■ WORK ORDER
Repeat exactly the lines from the start of the material below up to and including the "A: C (-12.5" line.

○ ○ ○ ○
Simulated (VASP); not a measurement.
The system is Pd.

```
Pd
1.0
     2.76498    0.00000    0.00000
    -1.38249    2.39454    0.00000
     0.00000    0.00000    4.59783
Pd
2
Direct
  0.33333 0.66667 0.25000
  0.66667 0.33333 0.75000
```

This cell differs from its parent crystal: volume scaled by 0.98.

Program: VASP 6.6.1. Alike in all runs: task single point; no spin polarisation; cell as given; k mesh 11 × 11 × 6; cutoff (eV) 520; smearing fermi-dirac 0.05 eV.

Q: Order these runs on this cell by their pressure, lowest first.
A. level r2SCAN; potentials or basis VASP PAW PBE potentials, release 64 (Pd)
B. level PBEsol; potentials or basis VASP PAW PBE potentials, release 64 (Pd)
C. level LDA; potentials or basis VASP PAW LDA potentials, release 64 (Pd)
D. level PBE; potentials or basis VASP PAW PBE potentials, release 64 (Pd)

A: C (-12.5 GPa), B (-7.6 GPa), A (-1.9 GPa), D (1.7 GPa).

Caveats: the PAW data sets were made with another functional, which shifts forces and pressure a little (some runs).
○ ○ ○ ○

■ WRITTEN SOLUTION
Simulated (VASP); not a measurement.
The system is Pd.

```
Pd
1.0
     2.76498    0.00000    0.00000
    -1.38249    2.39454    0.00000
     0.00000    0.00000    4.59783
Pd
2
Direct
  0.33333 0.66667 0.25000
  0.66667 0.33333 0.75000
```

This cell differs from its parent crystal: volume scaled by 0.98.

Program: VASP 6.6.1. Alike in all runs: task single point; no spin polarisation; cell as given; k mesh 11 × 11 × 6; cutoff (eV) 520; smearing fermi-dirac 0.05 eV.

Q: Order these runs on this cell by their pressure, lowest first.
A. level r2SCAN; potentials or basis VASP PAW PBE potentials, release 64 (Pd)
B. level PBEsol; potentials or basis VASP PAW PBE potentials, release 64 (Pd)
C. level LDA; potentials or basis VASP PAW LDA potentials, release 64 (Pd)
D. level PBE; potentials or basis VASP PAW PBE potentials, release 64 (Pd)

A: C (-12.5 GPa), B (-7.6 GPa), A (-1.9 GPa), D (1.7 GPa).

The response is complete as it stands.